- **BRIEF**
Only certain lines below are wanted: those starting at the line containing "Potentials or basis: VASP" and ending at the line containing "Q: What does it give for the pressure?", both included, each retyped exactly.

- **EXCERPTED DATA**
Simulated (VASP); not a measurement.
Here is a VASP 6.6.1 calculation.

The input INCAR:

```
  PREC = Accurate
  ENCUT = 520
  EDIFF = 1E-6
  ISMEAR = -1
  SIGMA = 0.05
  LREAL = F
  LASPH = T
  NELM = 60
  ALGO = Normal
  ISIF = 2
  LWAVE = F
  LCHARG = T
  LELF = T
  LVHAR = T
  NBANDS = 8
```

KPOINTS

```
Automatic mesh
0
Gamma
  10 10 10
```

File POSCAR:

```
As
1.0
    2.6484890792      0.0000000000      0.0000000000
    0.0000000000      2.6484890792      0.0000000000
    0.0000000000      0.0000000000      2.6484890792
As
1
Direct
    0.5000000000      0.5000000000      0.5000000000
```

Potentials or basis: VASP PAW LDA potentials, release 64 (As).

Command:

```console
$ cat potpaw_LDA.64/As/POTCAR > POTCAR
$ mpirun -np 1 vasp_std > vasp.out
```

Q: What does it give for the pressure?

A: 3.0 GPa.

- **TASK OUTPUT**
Potentials or basis: VASP PAW LDA potentials, release 64 (As).

Command:

```console
$ cat potpaw_LDA.64/As/POTCAR > POTCAR
$ mpirun -np 1 vasp_std > vasp.out
```

Q: What does it give for the pressure?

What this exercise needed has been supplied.